## Work item
All the data beneath this line is to be reproduced exactly.

## Exercise data
+-------+

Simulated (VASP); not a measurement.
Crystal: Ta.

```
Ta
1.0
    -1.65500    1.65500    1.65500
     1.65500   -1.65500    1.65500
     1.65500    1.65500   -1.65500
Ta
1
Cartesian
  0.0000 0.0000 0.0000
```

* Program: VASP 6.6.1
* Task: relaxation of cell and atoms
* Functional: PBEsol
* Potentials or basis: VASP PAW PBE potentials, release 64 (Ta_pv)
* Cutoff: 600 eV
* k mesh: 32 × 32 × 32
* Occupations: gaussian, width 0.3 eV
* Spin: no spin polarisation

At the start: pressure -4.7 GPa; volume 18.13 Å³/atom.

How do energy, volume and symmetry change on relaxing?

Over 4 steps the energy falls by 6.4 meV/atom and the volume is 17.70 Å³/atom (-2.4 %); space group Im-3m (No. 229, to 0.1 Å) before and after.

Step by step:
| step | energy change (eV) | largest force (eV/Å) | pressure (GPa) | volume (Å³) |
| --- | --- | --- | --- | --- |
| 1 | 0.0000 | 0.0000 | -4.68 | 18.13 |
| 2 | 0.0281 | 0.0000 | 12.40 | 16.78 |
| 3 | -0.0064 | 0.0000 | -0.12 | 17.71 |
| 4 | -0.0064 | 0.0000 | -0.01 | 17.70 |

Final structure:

+-------+

## Reply
Simulated (VASP); not a measurement.
Crystal: Ta.

```
Ta
1.0
    -1.65500    1.65500    1.65500
     1.65500   -1.65500    1.65500
     1.65500    1.65500   -1.65500
Ta
1
Cartesian
  0.0000 0.0000 0.0000
```

* Program: VASP 6.6.1
* Task: relaxation of cell and atoms
* Functional: PBEsol
* Potentials or basis: VASP PAW PBE potentials, release 64 (Ta_pv)
* Cutoff: 600 eV
* k mesh: 32 × 32 × 32
* Occupations: gaussian, width 0.3 eV
* Spin: no spin polarisation

At the start: pressure -4.7 GPa; volume 18.13 Å³/atom.

How do energy, volume and symmetry change on relaxing?

Over 4 steps the energy falls by 6.4 meV/atom and the volume is 17.70 Å³/atom (-2.4 %); space group Im-3m (No. 229, to 0.1 Å) before and after.

Step by step:
| step | energy change (eV) | largest force (eV/Å) | pressure (GPa) | volume (Å³) |
| --- | --- | --- | --- | --- |
| 1 | 0.0000 | 0.0000 | -4.68 | 18.13 |
| 2 | 0.0281 | 0.0000 | 12.40 | 16.78 |
| 3 | -0.0064 | 0.0000 | -0.12 | 17.71 |
| 4 | -0.0064 | 0.0000 | -0.01 | 17.70 |

Final structure:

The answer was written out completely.